● DATA TO EXAMINE
◆ ◆ ◆

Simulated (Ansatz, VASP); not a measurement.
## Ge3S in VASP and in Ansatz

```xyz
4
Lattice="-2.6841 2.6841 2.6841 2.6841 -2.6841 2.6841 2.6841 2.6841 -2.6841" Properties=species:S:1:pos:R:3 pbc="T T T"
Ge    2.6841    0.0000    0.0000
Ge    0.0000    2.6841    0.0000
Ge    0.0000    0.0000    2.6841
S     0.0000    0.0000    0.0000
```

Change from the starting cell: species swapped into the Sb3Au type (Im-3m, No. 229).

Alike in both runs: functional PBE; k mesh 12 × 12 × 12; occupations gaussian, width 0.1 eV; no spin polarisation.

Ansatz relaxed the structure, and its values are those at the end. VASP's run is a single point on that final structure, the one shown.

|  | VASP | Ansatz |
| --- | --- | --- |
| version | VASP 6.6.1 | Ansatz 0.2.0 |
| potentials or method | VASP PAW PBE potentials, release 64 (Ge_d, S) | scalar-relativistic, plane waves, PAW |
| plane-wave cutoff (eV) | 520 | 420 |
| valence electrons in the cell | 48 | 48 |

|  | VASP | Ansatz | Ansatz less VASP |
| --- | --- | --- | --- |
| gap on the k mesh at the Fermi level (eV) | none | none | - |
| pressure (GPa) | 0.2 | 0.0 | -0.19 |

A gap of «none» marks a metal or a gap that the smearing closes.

◆ ◆ ◆

● REQUIREMENT
Write out, unaltered, the lines from the opening of the listing through the line that includes "Alike in both".

● WRITTEN SOLUTION
Simulated (Ansatz, VASP); not a measurement.
## Ge3S in VASP and in Ansatz

```xyz
4
Lattice="-2.6841 2.6841 2.6841 2.6841 -2.6841 2.6841 2.6841 2.6841 -2.6841" Properties=species:S:1:pos:R:3 pbc="T T T"
Ge    2.6841    0.0000    0.0000
Ge    0.0000    2.6841    0.0000
Ge    0.0000    0.0000    2.6841
S     0.0000    0.0000    0.0000
```

Change from the starting cell: species swapped into the Sb3Au type (Im-3m, No. 229).

Alike in both runs: functional PBE; k mesh 12 × 12 × 12; occupations gaussian, width 0.1 eV; no spin polarisation.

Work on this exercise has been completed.